### ACTIVITY
Reproduce the following entries verbatim, each one complete.

- Opening Delimiter -

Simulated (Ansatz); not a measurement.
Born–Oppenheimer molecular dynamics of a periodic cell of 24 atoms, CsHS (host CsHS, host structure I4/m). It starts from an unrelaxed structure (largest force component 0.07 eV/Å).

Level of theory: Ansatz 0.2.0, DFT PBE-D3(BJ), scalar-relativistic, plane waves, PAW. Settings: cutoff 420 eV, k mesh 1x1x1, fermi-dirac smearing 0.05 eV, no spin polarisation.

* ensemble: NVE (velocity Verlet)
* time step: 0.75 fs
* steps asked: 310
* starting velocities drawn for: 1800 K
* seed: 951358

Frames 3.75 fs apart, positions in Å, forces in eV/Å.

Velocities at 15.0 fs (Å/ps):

- Closing Delimiter -

### RESPONSE AREA
Simulated (Ansatz); not a measurement.
Born–Oppenheimer molecular dynamics of a periodic cell of 24 atoms, CsHS (host CsHS, host structure I4/m). It starts from an unrelaxed structure (largest force component 0.07 eV/Å).

Level of theory: Ansatz 0.2.0, DFT PBE-D3(BJ), scalar-relativistic, plane waves, PAW. Settings: cutoff 420 eV, k mesh 1x1x1, fermi-dirac smearing 0.05 eV, no spin polarisation.

* ensemble: NVE (velocity Verlet)
* time step: 0.75 fs
* steps asked: 310
* starting velocities drawn for: 1800 K
* seed: 951358

Frames 3.75 fs apart, positions in Å, forces in eV/Å.

Velocities at 15.0 fs (Å/ps):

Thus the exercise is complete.